[Task item] Every entry is to be written out word for word.

[Information given]
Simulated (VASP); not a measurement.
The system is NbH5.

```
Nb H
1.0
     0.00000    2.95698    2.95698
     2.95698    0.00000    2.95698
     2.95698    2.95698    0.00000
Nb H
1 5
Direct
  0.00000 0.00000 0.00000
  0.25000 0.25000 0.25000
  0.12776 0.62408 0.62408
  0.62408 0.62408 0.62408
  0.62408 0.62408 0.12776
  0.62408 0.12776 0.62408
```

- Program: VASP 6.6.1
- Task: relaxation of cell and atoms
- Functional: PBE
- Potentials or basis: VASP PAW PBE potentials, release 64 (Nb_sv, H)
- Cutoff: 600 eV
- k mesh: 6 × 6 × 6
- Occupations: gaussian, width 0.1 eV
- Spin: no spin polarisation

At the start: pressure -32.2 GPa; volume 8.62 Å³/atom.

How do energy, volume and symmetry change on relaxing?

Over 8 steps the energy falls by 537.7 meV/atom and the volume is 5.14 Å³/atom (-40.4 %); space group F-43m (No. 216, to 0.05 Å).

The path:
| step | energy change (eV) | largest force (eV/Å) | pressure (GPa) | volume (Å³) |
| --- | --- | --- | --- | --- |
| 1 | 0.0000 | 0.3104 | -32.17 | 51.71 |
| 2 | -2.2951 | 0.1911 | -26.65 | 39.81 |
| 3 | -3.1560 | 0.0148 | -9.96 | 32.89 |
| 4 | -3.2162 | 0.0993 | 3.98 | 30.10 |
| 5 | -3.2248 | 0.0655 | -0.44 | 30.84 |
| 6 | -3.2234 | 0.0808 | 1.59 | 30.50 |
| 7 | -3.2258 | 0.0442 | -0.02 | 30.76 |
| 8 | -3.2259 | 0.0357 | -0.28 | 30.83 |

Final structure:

[Task response]
Simulated (VASP); not a measurement.
The system is NbH5.

```
Nb H
1.0
     0.00000    2.95698    2.95698
     2.95698    0.00000    2.95698
     2.95698    2.95698    0.00000
Nb H
1 5
Direct
  0.00000 0.00000 0.00000
  0.25000 0.25000 0.25000
  0.12776 0.62408 0.62408
  0.62408 0.62408 0.62408
  0.62408 0.62408 0.12776
  0.62408 0.12776 0.62408
```

- Program: VASP 6.6.1
- Task: relaxation of cell and atoms
- Functional: PBE
- Potentials or basis: VASP PAW PBE potentials, release 64 (Nb_sv, H)
- Cutoff: 600 eV
- k mesh: 6 × 6 × 6
- Occupations: gaussian, width 0.1 eV
- Spin: no spin polarisation

At the start: pressure -32.2 GPa; volume 8.62 Å³/atom.

How do energy, volume and symmetry change on relaxing?

Over 8 steps the energy falls by 537.7 meV/atom and the volume is 5.14 Å³/atom (-40.4 %); space group F-43m (No. 216, to 0.05 Å).

The path:
| step | energy change (eV) | largest force (eV/Å) | pressure (GPa) | volume (Å³) |
| --- | --- | --- | --- | --- |
| 1 | 0.0000 | 0.3104 | -32.17 | 51.71 |
| 2 | -2.2951 | 0.1911 | -26.65 | 39.81 |
| 3 | -3.1560 | 0.0148 | -9.96 | 32.89 |
| 4 | -3.2162 | 0.0993 | 3.98 | 30.10 |
| 5 | -3.2248 | 0.0655 | -0.44 | 30.84 |
| 6 | -3.2234 | 0.0808 | 1.59 | 30.50 |
| 7 | -3.2258 | 0.0442 | -0.02 | 30.76 |
| 8 | -3.2259 | 0.0357 | -0.28 | 30.83 |

Final structure:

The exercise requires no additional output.